**INFORMATION GIVEN**
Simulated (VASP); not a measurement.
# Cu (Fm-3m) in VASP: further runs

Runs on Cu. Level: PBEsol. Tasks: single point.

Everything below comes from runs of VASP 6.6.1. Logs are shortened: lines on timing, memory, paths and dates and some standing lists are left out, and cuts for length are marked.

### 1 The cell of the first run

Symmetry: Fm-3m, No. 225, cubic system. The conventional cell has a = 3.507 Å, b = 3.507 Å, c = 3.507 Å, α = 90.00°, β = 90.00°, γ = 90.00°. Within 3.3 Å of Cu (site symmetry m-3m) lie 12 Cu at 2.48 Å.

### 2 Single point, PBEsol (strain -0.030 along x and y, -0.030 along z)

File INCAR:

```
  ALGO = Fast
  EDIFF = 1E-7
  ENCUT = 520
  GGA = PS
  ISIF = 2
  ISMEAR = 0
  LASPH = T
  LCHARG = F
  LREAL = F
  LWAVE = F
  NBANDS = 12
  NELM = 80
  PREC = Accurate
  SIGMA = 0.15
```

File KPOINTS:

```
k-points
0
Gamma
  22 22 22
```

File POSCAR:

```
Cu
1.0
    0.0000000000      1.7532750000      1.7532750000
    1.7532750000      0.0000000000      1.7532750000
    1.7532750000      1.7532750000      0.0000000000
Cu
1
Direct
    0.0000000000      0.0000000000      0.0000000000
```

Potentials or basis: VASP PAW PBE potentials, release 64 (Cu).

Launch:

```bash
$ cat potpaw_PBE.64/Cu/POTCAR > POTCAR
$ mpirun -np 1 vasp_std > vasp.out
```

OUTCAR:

**WORK INSTRUCTION**
In the listing above, find the line containing "Runs on Cu." and the line containing "### 1 The cell of the first run", then repeat those two lines and everything between them exactly.

**SOLUTION**
Runs on Cu. Level: PBEsol. Tasks: single point.

Everything below comes from runs of VASP 6.6.1. Logs are shortened: lines on timing, memory, paths and dates and some standing lists are left out, and cuts for length are marked.

### 1 The cell of the first run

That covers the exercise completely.